Work order: Please output, without any change, the lines of the material below from the very first through the one with "Task: Name the element and its charge.".

Listed records:
__________
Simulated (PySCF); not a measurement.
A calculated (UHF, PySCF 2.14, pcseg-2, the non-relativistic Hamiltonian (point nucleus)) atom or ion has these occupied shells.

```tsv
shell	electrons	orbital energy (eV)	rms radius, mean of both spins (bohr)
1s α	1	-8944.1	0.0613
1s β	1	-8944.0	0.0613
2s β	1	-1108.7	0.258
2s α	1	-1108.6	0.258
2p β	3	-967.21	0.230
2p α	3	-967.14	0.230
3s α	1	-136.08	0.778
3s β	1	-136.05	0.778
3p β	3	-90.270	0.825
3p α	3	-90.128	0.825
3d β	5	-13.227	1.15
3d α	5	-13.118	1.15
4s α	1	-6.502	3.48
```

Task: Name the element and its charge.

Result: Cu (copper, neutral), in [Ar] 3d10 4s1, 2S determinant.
__________

Your solution:
Simulated (PySCF); not a measurement.
A calculated (UHF, PySCF 2.14, pcseg-2, the non-relativistic Hamiltonian (point nucleus)) atom or ion has these occupied shells.

```tsv
shell	electrons	orbital energy (eV)	rms radius, mean of both spins (bohr)
1s α	1	-8944.1	0.0613
1s β	1	-8944.0	0.0613
2s β	1	-1108.7	0.258
2s α	1	-1108.6	0.258
2p β	3	-967.21	0.230
2p α	3	-967.14	0.230
3s α	1	-136.08	0.778
3s β	1	-136.05	0.778
3p β	3	-90.270	0.825
3p α	3	-90.128	0.825
3d β	5	-13.227	1.15
3d α	5	-13.118	1.15
4s α	1	-6.502	3.48
```

Task: Name the element and its charge.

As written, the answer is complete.